_ASSIGNED TASK:_ Each line of the listing below should be restated word for word.

-- Opening Marker --

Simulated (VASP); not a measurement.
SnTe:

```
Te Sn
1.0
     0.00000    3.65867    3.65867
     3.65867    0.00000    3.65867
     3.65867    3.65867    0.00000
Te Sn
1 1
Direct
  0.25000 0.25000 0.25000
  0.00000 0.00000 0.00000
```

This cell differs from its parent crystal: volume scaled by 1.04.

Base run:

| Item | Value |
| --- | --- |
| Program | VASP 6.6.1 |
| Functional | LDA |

-- Closing Marker --

_SOLUTION:_
Simulated (VASP); not a measurement.
SnTe:

```
Te Sn
1.0
     0.00000    3.65867    3.65867
     3.65867    0.00000    3.65867
     3.65867    3.65867    0.00000
Te Sn
1 1
Direct
  0.25000 0.25000 0.25000
  0.00000 0.00000 0.00000
```

This cell differs from its parent crystal: volume scaled by 1.04.

Base run:

| Item | Value |
| --- | --- |
| Program | VASP 6.6.1 |
| Functional | LDA |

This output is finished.